# Work task
From the listing below, set down exactly the lines between the one holding "Slab: Ru, a slab with vacuum." and the one holding "no spin polarisation", inclusive. No other line is wanted.

# Exercise data
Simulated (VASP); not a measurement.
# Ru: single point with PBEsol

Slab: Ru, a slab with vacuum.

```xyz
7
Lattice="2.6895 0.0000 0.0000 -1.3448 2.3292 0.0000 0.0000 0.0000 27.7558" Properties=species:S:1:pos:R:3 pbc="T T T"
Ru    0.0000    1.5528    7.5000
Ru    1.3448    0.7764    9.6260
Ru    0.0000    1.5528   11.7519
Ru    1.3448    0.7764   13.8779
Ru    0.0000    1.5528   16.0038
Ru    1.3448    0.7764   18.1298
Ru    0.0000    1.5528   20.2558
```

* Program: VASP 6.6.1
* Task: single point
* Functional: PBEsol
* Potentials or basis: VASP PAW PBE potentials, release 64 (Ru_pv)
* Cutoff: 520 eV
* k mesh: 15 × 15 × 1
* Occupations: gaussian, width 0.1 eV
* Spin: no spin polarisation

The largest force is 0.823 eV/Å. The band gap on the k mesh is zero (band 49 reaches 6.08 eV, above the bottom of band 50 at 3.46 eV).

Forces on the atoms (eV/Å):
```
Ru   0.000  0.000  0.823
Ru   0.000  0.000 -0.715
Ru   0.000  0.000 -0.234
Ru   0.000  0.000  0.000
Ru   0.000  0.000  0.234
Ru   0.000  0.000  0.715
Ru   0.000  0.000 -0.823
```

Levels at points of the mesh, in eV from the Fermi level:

# Your solution
Slab: Ru, a slab with vacuum.

```xyz
7
Lattice="2.6895 0.0000 0.0000 -1.3448 2.3292 0.0000 0.0000 0.0000 27.7558" Properties=species:S:1:pos:R:3 pbc="T T T"
Ru    0.0000    1.5528    7.5000
Ru    1.3448    0.7764    9.6260
Ru    0.0000    1.5528   11.7519
Ru    1.3448    0.7764   13.8779
Ru    0.0000    1.5528   16.0038
Ru    1.3448    0.7764   18.1298
Ru    0.0000    1.5528   20.2558
```

* Program: VASP 6.6.1
* Task: single point
* Functional: PBEsol
* Potentials or basis: VASP PAW PBE potentials, release 64 (Ru_pv)
* Cutoff: 520 eV
* k mesh: 15 × 15 × 1
* Occupations: gaussian, width 0.1 eV
* Spin: no spin polarisation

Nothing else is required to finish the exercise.